__INFORMATION PROVIDED__
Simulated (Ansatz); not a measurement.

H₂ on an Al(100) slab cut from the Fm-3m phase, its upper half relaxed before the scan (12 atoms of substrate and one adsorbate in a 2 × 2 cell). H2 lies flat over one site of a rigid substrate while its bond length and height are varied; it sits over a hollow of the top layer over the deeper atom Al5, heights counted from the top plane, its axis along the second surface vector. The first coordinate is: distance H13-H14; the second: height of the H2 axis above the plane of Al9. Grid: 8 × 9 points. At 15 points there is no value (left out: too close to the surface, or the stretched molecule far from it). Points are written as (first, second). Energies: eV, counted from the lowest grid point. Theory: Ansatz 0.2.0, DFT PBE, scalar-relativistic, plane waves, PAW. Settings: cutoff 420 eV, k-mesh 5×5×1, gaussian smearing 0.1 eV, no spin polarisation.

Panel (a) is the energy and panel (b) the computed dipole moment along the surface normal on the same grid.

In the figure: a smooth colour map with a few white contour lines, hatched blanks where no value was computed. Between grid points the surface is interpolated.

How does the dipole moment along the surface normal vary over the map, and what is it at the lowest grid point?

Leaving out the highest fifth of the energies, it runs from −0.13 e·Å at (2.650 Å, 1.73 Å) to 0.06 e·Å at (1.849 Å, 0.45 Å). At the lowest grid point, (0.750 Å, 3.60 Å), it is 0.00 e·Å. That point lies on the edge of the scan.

__WORK INSTRUCTION__
The response should be a verbatim transcription of the data.

__EXPECTED ANSWER__
Simulated (Ansatz); not a measurement.

H₂ on an Al(100) slab cut from the Fm-3m phase, its upper half relaxed before the scan (12 atoms of substrate and one adsorbate in a 2 × 2 cell). H2 lies flat over one site of a rigid substrate while its bond length and height are varied; it sits over a hollow of the top layer over the deeper atom Al5, heights counted from the top plane, its axis along the second surface vector. The first coordinate is: distance H13-H14; the second: height of the H2 axis above the plane of Al9. Grid: 8 × 9 points. At 15 points there is no value (left out: too close to the surface, or the stretched molecule far from it). Points are written as (first, second). Energies: eV, counted from the lowest grid point. Theory: Ansatz 0.2.0, DFT PBE, scalar-relativistic, plane waves, PAW. Settings: cutoff 420 eV, k-mesh 5×5×1, gaussian smearing 0.1 eV, no spin polarisation.

Panel (a) is the energy and panel (b) the computed dipole moment along the surface normal on the same grid.

In the figure: a smooth colour map with a few white contour lines, hatched blanks where no value was computed. Between grid points the surface is interpolated.

How does the dipole moment along the surface normal vary over the map, and what is it at the lowest grid point?

Leaving out the highest fifth of the energies, it runs from −0.13 e·Å at (2.650 Å, 1.73 Å) to 0.06 e·Å at (1.849 Å, 0.45 Å). At the lowest grid point, (0.750 Å, 3.60 Å), it is 0.00 e·Å. That point lies on the edge of the scan.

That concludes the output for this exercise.